Work order - Would you copy the material below word for word, beginning with its first line and ending with the line that contains "x = 0.05: 159.1"?

================

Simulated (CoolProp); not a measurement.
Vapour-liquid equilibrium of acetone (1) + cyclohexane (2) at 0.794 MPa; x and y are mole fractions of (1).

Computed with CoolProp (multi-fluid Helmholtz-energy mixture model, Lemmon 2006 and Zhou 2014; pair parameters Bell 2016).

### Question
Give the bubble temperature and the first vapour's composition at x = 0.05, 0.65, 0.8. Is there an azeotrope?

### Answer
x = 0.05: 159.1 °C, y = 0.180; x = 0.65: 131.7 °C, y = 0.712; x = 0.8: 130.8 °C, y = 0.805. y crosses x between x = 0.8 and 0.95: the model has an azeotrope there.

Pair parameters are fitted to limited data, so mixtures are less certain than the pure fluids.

================

Expected answer -
Simulated (CoolProp); not a measurement.
Vapour-liquid equilibrium of acetone (1) + cyclohexane (2) at 0.794 MPa; x and y are mole fractions of (1).

Computed with CoolProp (multi-fluid Helmholtz-energy mixture model, Lemmon 2006 and Zhou 2014; pair parameters Bell 2016).

### Question
Give the bubble temperature and the first vapour's composition at x = 0.05, 0.65, 0.8. Is there an azeotrope?

### Answer
x = 0.05: 159.1 °C, y = 0.180; x = 0.65: 131.7 °C, y = 0.712; x = 0.8: 130.8 °C, y = 0.805. y crosses x between x = 0.8 and 0.95: the model has an azeotrope there.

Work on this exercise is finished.